--*--

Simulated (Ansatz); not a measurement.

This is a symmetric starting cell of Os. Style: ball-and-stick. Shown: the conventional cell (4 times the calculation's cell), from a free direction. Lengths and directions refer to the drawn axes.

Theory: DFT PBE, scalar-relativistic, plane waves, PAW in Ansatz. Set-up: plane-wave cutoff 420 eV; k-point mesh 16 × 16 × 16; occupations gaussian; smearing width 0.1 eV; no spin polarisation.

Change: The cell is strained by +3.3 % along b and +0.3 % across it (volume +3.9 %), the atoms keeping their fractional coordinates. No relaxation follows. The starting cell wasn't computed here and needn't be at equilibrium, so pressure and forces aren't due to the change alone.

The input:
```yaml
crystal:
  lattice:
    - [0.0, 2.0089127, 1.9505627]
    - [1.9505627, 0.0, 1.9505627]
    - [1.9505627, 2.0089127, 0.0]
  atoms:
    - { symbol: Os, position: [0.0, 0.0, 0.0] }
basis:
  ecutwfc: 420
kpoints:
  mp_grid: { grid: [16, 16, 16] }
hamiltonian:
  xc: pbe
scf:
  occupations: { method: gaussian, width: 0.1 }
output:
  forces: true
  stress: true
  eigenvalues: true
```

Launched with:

--*--

» **Required action**
Lines from the start of the material through the line containing "This is a symmetric" are wanted. Write them out exactly.

» **Written reply**
Simulated (Ansatz); not a measurement.

This is a symmetric starting cell of Os. Style: ball-and-stick. Shown: the conventional cell (4 times the calculation's cell), from a free direction. Lengths and directions refer to the drawn axes.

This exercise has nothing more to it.